Exercise: Take the entries below and print only the lines from the one with "The two relaxed" through the one with "These are results", exactly as they stand, both ends included.

Provided information:
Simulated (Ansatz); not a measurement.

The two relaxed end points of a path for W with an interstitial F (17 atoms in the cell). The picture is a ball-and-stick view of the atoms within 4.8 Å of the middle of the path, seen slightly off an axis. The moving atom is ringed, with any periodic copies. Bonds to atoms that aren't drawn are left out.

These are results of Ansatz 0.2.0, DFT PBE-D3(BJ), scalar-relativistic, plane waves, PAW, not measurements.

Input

Response area:
The two relaxed end points of a path for W with an interstitial F (17 atoms in the cell). The picture is a ball-and-stick view of the atoms within 4.8 Å of the middle of the path, seen slightly off an axis. The moving atom is ringed, with any periodic copies. Bonds to atoms that aren't drawn are left out.

These are results of Ansatz 0.2.0, DFT PBE-D3(BJ), scalar-relativistic, plane waves, PAW, not measurements.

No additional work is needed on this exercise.